DATA RECORDS =
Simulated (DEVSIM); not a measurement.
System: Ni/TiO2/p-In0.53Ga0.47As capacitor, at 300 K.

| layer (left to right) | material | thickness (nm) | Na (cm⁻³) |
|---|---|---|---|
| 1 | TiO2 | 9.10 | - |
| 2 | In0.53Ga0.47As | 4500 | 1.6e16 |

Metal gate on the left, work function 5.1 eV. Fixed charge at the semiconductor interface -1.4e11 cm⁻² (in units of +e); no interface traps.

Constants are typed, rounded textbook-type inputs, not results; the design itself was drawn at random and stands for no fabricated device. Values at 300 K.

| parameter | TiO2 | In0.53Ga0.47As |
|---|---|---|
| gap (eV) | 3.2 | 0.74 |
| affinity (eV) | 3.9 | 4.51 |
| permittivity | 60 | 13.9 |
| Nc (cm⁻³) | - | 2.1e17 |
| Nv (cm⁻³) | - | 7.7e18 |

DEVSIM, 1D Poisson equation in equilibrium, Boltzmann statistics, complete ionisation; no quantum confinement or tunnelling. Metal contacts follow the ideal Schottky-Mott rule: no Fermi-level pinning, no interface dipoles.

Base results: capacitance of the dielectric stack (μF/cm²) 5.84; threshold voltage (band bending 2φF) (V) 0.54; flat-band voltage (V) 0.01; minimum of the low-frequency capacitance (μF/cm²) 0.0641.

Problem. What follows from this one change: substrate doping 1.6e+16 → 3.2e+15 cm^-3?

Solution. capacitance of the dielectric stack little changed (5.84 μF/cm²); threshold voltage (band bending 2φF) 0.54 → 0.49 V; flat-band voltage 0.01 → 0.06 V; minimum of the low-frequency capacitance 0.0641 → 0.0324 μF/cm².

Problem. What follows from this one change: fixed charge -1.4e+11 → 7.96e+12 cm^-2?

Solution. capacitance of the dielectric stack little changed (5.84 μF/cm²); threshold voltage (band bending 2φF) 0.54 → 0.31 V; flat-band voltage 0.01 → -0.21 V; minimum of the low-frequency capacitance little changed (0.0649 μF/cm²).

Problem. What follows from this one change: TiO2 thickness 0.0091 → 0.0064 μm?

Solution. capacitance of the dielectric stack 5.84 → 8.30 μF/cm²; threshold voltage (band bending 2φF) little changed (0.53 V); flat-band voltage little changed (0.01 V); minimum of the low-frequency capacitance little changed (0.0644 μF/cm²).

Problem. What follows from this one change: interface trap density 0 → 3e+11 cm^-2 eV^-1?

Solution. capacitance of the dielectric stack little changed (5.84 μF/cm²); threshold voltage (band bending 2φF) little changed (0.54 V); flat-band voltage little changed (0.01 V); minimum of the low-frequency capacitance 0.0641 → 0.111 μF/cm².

TASK ITEM = Only an exact copy of the listing above, from its first line up to and including the line with "Problem. What follows from this one change: fixed", counts as the answer.

ANSWER SPACE =
Simulated (DEVSIM); not a measurement.
System: Ni/TiO2/p-In0.53Ga0.47As capacitor, at 300 K.

| layer (left to right) | material | thickness (nm) | Na (cm⁻³) |
|---|---|---|---|
| 1 | TiO2 | 9.10 | - |
| 2 | In0.53Ga0.47As | 4500 | 1.6e16 |

Metal gate on the left, work function 5.1 eV. Fixed charge at the semiconductor interface -1.4e11 cm⁻² (in units of +e); no interface traps.

Constants are typed, rounded textbook-type inputs, not results; the design itself was drawn at random and stands for no fabricated device. Values at 300 K.

| parameter | TiO2 | In0.53Ga0.47As |
|---|---|---|
| gap (eV) | 3.2 | 0.74 |
| affinity (eV) | 3.9 | 4.51 |
| permittivity | 60 | 13.9 |
| Nc (cm⁻³) | - | 2.1e17 |
| Nv (cm⁻³) | - | 7.7e18 |

DEVSIM, 1D Poisson equation in equilibrium, Boltzmann statistics, complete ionisation; no quantum confinement or tunnelling. Metal contacts follow the ideal Schottky-Mott rule: no Fermi-level pinning, no interface dipoles.

Base results: capacitance of the dielectric stack (μF/cm²) 5.84; threshold voltage (band bending 2φF) (V) 0.54; flat-band voltage (V) 0.01; minimum of the low-frequency capacitance (μF/cm²) 0.0641.

Problem. What follows from this one change: substrate doping 1.6e+16 → 3.2e+15 cm^-3?

Solution. capacitance of the dielectric stack little changed (5.84 μF/cm²); threshold voltage (band bending 2φF) 0.54 → 0.49 V; flat-band voltage 0.01 → 0.06 V; minimum of the low-frequency capacitance 0.0641 → 0.0324 μF/cm².

Problem. What follows from this one change: fixed charge -1.4e+11 → 7.96e+12 cm^-2?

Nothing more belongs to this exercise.